Stop after the line containing "Gas-phase reaction: SnBr₂"; retype every line of the data before it exactly, starting from the first.

> [THE DATA]:
────

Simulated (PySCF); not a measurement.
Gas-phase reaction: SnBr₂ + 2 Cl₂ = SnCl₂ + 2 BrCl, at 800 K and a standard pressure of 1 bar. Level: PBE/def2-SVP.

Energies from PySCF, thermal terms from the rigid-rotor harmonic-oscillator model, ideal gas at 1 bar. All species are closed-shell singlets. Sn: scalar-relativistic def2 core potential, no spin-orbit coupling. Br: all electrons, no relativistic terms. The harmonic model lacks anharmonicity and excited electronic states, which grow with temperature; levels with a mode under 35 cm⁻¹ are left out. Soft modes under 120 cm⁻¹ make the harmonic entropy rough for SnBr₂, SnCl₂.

────

> [TASK RESULT]:
Simulated (PySCF); not a measurement.
Gas-phase reaction: SnBr₂ + 2 Cl₂ = SnCl₂ + 2 BrCl, at 800 K and a standard pressure of 1 bar. Level: PBE/def2-SVP.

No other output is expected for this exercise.